» Records supplied
= Beginning of Section =

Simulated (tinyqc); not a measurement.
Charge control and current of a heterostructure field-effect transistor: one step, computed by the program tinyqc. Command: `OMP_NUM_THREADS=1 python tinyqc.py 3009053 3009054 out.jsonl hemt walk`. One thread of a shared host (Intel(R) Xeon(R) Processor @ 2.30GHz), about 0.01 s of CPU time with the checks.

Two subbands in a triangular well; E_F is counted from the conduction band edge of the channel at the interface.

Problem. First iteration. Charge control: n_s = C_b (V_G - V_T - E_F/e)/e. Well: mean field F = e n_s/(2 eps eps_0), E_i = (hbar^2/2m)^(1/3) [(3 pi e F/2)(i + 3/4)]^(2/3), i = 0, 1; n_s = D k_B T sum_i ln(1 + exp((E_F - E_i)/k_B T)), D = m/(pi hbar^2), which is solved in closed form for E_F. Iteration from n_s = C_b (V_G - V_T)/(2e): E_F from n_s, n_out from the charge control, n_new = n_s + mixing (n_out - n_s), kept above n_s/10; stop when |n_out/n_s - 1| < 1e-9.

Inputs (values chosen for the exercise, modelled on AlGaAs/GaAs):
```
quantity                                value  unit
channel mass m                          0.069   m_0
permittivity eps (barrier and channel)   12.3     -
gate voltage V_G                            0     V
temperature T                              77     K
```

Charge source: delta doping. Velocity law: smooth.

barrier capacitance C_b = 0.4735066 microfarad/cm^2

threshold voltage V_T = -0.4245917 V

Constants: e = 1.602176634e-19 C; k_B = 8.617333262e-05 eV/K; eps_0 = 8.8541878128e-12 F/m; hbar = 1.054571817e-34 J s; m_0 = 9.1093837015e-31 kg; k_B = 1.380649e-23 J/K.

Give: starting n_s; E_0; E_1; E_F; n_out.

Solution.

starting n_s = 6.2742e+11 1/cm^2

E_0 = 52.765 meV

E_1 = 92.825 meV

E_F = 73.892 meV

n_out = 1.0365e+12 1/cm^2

= End of Section =

» Requirement
Only the lines above from the line with "Constants: e = 1.602176634e-19" to the line with "E_F = 73.892 meV", those two lines included, should be reproduced exactly.

» Your response
Constants: e = 1.602176634e-19 C; k_B = 8.617333262e-05 eV/K; eps_0 = 8.8541878128e-12 F/m; hbar = 1.054571817e-34 J s; m_0 = 9.1093837015e-31 kg; k_B = 1.380649e-23 J/K.

Give: starting n_s; E_0; E_1; E_F; n_out.

Solution.

starting n_s = 6.2742e+11 1/cm^2

E_0 = 52.765 meV

E_1 = 92.825 meV

E_F = 73.892 meV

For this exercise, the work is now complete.